WORK TASK:
Transcribe the records in their entirety, exactly as given.

ENTRIES SUPPLIED:
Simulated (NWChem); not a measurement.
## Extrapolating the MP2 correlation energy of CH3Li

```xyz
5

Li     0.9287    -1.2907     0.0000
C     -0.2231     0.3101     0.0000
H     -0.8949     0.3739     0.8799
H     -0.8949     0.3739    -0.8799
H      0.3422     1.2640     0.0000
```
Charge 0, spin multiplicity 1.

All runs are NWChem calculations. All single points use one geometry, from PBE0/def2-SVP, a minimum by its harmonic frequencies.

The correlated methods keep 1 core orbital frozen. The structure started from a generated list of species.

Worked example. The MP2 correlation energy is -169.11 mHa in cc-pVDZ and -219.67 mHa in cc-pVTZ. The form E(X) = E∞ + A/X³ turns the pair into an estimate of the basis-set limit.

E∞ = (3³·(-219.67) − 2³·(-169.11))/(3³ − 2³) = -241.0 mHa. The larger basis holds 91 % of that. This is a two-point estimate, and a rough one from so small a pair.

REPLY:
Simulated (NWChem); not a measurement.
## Extrapolating the MP2 correlation energy of CH3Li

```xyz
5

Li     0.9287    -1.2907     0.0000
C     -0.2231     0.3101     0.0000
H     -0.8949     0.3739     0.8799
H     -0.8949     0.3739    -0.8799
H      0.3422     1.2640     0.0000
```
Charge 0, spin multiplicity 1.

All runs are NWChem calculations. All single points use one geometry, from PBE0/def2-SVP, a minimum by its harmonic frequencies.

The correlated methods keep 1 core orbital frozen. The structure started from a generated list of species.

Worked example. The MP2 correlation energy is -169.11 mHa in cc-pVDZ and -219.67 mHa in cc-pVTZ. The form E(X) = E∞ + A/X³ turns the pair into an estimate of the basis-set limit.

E∞ = (3³·(-219.67) − 2³·(-169.11))/(3³ − 2³) = -241.0 mHa. The larger basis holds 91 % of that. This is a two-point estimate, and a rough one from so small a pair.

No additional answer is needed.